### Task item
Return each entry unchanged.

### Data for review
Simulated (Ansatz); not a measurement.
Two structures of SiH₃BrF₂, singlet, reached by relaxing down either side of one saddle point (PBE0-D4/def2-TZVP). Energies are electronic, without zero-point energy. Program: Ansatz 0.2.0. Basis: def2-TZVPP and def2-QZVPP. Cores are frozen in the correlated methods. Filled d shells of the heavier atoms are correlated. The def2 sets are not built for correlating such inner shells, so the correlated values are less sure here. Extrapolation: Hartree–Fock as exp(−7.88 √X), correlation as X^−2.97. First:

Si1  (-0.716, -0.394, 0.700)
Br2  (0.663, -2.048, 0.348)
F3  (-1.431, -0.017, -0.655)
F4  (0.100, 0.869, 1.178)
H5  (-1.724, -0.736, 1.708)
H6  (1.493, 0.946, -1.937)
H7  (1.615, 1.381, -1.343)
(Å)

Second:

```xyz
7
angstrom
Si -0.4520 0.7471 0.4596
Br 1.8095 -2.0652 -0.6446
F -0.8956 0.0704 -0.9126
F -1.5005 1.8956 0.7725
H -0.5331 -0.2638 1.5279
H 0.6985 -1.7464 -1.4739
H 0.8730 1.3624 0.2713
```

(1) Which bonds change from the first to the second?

### Your solution
Simulated (Ansatz); not a measurement.
Two structures of SiH₃BrF₂, singlet, reached by relaxing down either side of one saddle point (PBE0-D4/def2-TZVP). Energies are electronic, without zero-point energy. Program: Ansatz 0.2.0. Basis: def2-TZVPP and def2-QZVPP. Cores are frozen in the correlated methods. Filled d shells of the heavier atoms are correlated. The def2 sets are not built for correlating such inner shells, so the correlated values are less sure here. Extrapolation: Hartree–Fock as exp(−7.88 √X), correlation as X^−2.97. First:

Si1  (-0.716, -0.394, 0.700)
Br2  (0.663, -2.048, 0.348)
F3  (-1.431, -0.017, -0.655)
F4  (0.100, 0.869, 1.178)
H5  (-1.724, -0.736, 1.708)
H6  (1.493, 0.946, -1.937)
H7  (1.615, 1.381, -1.343)
(Å)

Second:

```xyz
7
angstrom
Si -0.4520 0.7471 0.4596
Br 1.8095 -2.0652 -0.6446
F -0.8956 0.0704 -0.9126
F -1.5005 1.8956 0.7725
H -0.5331 -0.2638 1.5279
H 0.6985 -1.7464 -1.4739
H 0.8730 1.3624 0.2713
```

(1) Which bonds change from the first to the second?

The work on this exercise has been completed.